INFORMATION SUPPLIED
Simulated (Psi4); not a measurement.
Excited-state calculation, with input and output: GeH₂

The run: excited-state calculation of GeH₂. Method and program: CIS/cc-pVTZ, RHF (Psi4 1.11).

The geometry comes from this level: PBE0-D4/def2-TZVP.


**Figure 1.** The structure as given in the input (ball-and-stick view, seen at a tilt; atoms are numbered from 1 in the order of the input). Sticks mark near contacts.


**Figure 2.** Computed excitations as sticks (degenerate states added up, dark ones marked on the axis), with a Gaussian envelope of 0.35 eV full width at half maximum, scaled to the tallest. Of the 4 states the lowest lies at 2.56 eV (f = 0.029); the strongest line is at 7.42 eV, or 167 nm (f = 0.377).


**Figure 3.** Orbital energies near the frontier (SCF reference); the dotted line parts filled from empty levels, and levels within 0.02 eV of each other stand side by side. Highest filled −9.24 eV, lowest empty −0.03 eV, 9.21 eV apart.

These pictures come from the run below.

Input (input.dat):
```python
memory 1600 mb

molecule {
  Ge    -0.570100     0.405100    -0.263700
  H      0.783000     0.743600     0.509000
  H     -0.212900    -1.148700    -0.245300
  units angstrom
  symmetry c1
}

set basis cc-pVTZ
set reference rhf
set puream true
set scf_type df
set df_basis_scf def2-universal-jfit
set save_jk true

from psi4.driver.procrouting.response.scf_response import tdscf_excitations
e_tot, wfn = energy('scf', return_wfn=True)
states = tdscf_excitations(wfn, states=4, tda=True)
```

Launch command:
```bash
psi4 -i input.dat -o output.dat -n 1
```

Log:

REQUIRED ACTION
What should be returned is the run of lines from the first line of the material through the line containing "The geometry comes", exact and inclusive, and nothing else.

RESULT
Simulated (Psi4); not a measurement.
Excited-state calculation, with input and output: GeH₂

The run: excited-state calculation of GeH₂. Method and program: CIS/cc-pVTZ, RHF (Psi4 1.11).

The geometry comes from this level: PBE0-D4/def2-TZVP.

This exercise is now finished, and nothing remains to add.